- _EXERCISE_:
Output the entries below exactly, from the first line to the line holding "These are simulated", both included.

- _INFORMATION PROVIDED_:
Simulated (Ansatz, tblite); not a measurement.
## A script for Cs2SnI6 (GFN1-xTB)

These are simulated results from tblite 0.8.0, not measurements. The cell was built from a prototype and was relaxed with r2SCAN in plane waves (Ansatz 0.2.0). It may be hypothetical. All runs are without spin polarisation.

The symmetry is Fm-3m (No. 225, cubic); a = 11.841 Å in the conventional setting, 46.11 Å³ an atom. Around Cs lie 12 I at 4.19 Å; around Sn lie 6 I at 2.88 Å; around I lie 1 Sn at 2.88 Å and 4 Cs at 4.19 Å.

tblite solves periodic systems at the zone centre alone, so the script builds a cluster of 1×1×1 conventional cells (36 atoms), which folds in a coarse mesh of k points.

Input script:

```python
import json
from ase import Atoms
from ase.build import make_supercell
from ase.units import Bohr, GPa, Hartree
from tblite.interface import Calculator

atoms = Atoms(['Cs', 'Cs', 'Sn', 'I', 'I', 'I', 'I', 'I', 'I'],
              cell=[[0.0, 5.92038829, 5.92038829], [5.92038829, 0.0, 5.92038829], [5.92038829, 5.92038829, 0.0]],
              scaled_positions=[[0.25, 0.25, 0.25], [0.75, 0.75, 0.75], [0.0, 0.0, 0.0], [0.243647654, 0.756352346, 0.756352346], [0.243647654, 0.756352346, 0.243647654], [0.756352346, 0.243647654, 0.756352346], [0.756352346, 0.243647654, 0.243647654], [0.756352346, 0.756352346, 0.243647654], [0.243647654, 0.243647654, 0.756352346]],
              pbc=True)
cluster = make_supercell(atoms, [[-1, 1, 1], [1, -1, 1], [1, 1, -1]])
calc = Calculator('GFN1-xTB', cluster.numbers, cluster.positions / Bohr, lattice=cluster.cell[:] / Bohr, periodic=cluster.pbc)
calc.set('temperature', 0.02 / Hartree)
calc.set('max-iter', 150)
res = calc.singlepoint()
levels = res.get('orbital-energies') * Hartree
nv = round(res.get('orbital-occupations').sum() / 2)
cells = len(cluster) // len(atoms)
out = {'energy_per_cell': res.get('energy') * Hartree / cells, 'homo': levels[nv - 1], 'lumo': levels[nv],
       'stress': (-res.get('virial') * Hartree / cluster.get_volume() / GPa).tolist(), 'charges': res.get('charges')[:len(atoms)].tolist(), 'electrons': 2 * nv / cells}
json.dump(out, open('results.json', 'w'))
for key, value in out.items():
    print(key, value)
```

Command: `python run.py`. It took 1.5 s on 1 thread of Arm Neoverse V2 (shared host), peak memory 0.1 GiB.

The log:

- _WORKED SOLUTION_:
Simulated (Ansatz, tblite); not a measurement.
## A script for Cs2SnI6 (GFN1-xTB)

These are simulated results from tblite 0.8.0, not measurements. The cell was built from a prototype and was relaxed with r2SCAN in plane waves (Ansatz 0.2.0). It may be hypothetical. All runs are without spin polarisation.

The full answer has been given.